################

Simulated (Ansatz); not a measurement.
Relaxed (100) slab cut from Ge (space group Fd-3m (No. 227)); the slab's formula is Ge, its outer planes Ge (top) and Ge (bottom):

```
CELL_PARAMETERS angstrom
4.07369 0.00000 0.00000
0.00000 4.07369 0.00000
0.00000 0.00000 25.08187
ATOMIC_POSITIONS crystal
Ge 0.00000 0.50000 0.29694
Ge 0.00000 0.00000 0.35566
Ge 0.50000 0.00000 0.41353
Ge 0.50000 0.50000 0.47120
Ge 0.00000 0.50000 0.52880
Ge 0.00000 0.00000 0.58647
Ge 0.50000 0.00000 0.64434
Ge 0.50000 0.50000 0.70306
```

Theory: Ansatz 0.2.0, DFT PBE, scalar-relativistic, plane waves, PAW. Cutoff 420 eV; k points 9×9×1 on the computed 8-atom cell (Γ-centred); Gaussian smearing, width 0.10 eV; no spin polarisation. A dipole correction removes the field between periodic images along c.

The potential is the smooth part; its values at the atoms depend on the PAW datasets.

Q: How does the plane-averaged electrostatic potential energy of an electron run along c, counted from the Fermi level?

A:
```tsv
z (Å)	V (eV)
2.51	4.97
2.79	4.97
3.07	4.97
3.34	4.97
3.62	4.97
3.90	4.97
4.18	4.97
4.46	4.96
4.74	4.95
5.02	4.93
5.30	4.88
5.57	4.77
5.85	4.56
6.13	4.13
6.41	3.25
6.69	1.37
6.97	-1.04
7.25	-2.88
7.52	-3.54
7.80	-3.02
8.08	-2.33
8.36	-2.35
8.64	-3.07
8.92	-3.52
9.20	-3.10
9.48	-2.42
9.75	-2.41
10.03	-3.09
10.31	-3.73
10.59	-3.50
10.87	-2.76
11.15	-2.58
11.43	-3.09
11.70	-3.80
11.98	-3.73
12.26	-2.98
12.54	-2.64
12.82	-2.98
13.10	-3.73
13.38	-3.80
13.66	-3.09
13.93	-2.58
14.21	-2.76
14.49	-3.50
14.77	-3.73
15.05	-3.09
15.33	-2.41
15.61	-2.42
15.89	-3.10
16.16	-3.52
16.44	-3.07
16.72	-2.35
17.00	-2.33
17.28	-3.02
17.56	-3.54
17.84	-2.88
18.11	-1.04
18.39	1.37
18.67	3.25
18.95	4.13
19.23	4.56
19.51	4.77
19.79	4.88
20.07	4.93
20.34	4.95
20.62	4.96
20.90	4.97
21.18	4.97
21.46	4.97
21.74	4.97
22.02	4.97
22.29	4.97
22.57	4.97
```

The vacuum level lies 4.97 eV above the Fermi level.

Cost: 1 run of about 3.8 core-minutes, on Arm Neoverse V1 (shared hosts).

################

WORK INSTRUCTION — Give back exactly the lines of the listing above, starting with its first line and ending with the line that holds "Theory: Ansatz 0.2.0, DFT".

RESPONSE —
Simulated (Ansatz); not a measurement.
Relaxed (100) slab cut from Ge (space group Fd-3m (No. 227)); the slab's formula is Ge, its outer planes Ge (top) and Ge (bottom):

```
CELL_PARAMETERS angstrom
4.07369 0.00000 0.00000
0.00000 4.07369 0.00000
0.00000 0.00000 25.08187
ATOMIC_POSITIONS crystal
Ge 0.00000 0.50000 0.29694
Ge 0.00000 0.00000 0.35566
Ge 0.50000 0.00000 0.41353
Ge 0.50000 0.50000 0.47120
Ge 0.00000 0.50000 0.52880
Ge 0.00000 0.00000 0.58647
Ge 0.50000 0.00000 0.64434
Ge 0.50000 0.50000 0.70306
```

Theory: Ansatz 0.2.0, DFT PBE, scalar-relativistic, plane waves, PAW. Cutoff 420 eV; k points 9×9×1 on the computed 8-atom cell (Γ-centred); Gaussian smearing, width 0.10 eV; no spin polarisation. A dipole correction removes the field between periodic images along c.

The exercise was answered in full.